Supplied material >>
##############################

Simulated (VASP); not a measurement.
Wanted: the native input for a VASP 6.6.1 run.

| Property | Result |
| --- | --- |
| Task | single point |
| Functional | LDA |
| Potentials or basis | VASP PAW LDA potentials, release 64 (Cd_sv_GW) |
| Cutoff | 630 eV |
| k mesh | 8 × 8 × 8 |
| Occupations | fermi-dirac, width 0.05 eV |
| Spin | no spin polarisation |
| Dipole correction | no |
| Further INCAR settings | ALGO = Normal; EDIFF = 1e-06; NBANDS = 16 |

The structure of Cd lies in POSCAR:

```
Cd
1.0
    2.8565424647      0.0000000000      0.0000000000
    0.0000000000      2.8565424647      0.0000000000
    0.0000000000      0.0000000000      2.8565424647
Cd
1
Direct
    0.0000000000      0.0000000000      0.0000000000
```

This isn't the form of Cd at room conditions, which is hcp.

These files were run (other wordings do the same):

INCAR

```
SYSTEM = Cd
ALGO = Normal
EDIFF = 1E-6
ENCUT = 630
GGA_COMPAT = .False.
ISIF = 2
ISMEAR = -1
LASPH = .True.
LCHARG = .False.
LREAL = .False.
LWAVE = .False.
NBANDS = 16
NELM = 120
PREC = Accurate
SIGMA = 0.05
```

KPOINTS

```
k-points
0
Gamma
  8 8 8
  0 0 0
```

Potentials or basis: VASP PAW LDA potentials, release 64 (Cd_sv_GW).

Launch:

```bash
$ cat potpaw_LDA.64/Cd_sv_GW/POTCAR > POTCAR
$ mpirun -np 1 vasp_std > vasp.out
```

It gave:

##############################

Assignment >>
Write out the entries above word for word.

Result >>
Simulated (VASP); not a measurement.
Wanted: the native input for a VASP 6.6.1 run.

| Property | Result |
| --- | --- |
| Task | single point |
| Functional | LDA |
| Potentials or basis | VASP PAW LDA potentials, release 64 (Cd_sv_GW) |
| Cutoff | 630 eV |
| k mesh | 8 × 8 × 8 |
| Occupations | fermi-dirac, width 0.05 eV |
| Spin | no spin polarisation |
| Dipole correction | no |
| Further INCAR settings | ALGO = Normal; EDIFF = 1e-06; NBANDS = 16 |

The structure of Cd lies in POSCAR:

```
Cd
1.0
    2.8565424647      0.0000000000      0.0000000000
    0.0000000000      2.8565424647      0.0000000000
    0.0000000000      0.0000000000      2.8565424647
Cd
1
Direct
    0.0000000000      0.0000000000      0.0000000000
```

This isn't the form of Cd at room conditions, which is hcp.

These files were run (other wordings do the same):

INCAR

```
SYSTEM = Cd
ALGO = Normal
EDIFF = 1E-6
ENCUT = 630
GGA_COMPAT = .False.
ISIF = 2
ISMEAR = -1
LASPH = .True.
LCHARG = .False.
LREAL = .False.
LWAVE = .False.
NBANDS = 16
NELM = 120
PREC = Accurate
SIGMA = 0.05
```

KPOINTS

```
k-points
0
Gamma
  8 8 8
  0 0 0
```

Potentials or basis: VASP PAW LDA potentials, release 64 (Cd_sv_GW).

Launch:

```bash
$ cat potpaw_LDA.64/Cd_sv_GW/POTCAR > POTCAR
$ mpirun -np 1 vasp_std > vasp.out
```

It gave:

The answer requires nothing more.